Supplied records:
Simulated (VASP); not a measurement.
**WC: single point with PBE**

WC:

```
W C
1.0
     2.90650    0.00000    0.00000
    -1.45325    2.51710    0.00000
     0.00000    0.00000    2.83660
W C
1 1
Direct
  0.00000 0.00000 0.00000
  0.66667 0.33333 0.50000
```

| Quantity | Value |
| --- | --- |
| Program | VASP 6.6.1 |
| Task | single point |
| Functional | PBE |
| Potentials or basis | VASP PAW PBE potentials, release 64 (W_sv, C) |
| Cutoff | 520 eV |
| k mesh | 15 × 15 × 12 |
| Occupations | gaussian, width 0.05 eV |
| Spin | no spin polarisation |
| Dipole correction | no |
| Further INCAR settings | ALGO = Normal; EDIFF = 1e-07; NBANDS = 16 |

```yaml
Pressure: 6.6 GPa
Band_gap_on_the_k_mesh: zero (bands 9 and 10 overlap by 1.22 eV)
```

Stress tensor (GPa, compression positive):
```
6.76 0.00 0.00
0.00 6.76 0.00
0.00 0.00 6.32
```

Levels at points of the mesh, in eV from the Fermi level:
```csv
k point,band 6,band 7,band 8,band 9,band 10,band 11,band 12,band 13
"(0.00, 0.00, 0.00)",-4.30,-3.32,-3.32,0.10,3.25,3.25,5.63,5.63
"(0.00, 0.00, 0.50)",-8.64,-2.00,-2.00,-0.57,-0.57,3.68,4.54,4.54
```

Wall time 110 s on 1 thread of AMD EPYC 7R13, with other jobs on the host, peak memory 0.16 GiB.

Action item:
Repeat the material word for word from its opening line up to and including the line containing "single point |".

Task result:
Simulated (VASP); not a measurement.
**WC: single point with PBE**

WC:

```
W C
1.0
     2.90650    0.00000    0.00000
    -1.45325    2.51710    0.00000
     0.00000    0.00000    2.83660
W C
1 1
Direct
  0.00000 0.00000 0.00000
  0.66667 0.33333 0.50000
```

| Quantity | Value |
| --- | --- |
| Program | VASP 6.6.1 |
| Task | single point |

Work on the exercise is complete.